*** Block opens ***

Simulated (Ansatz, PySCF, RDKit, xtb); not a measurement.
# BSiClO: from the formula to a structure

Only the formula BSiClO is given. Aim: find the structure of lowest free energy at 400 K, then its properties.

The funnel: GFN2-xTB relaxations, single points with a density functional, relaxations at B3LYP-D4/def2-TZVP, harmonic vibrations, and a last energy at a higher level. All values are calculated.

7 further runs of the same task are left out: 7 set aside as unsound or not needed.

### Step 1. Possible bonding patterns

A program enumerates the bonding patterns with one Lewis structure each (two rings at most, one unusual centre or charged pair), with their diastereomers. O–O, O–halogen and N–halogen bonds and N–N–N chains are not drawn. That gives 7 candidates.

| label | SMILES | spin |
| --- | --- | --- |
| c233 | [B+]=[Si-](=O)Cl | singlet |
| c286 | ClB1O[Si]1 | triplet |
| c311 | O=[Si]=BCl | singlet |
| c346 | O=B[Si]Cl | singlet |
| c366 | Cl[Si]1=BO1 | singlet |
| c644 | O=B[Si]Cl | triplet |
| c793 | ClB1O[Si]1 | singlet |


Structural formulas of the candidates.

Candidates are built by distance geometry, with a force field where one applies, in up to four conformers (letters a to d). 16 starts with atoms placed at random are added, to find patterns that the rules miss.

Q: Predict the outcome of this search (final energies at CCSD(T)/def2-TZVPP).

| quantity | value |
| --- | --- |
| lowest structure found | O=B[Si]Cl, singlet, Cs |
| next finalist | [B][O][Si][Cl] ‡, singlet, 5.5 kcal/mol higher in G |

*** Block closes ***

ACTIVITY
Going back over the entries above, copy word for word every line from the one that has "The funnel: GFN2-xTB" on through the one that has "singlet, Cs |".

WRITTEN SOLUTION
The funnel: GFN2-xTB relaxations, single points with a density functional, relaxations at B3LYP-D4/def2-TZVP, harmonic vibrations, and a last energy at a higher level. All values are calculated.

7 further runs of the same task are left out: 7 set aside as unsound or not needed.

### Step 1. Possible bonding patterns

A program enumerates the bonding patterns with one Lewis structure each (two rings at most, one unusual centre or charged pair), with their diastereomers. O–O, O–halogen and N–halogen bonds and N–N–N chains are not drawn. That gives 7 candidates.

| label | SMILES | spin |
| --- | --- | --- |
| c233 | [B+]=[Si-](=O)Cl | singlet |
| c286 | ClB1O[Si]1 | triplet |
| c311 | O=[Si]=BCl | singlet |
| c346 | O=B[Si]Cl | singlet |
| c366 | Cl[Si]1=BO1 | singlet |
| c644 | O=B[Si]Cl | triplet |
| c793 | ClB1O[Si]1 | singlet |


Structural formulas of the candidates.

Candidates are built by distance geometry, with a force field where one applies, in up to four conformers (letters a to d). 16 starts with atoms placed at random are added, to find patterns that the rules miss.

Q: Predict the outcome of this search (final energies at CCSD(T)/def2-TZVPP).

| quantity | value |
| --- | --- |
| lowest structure found | O=B[Si]Cl, singlet, Cs |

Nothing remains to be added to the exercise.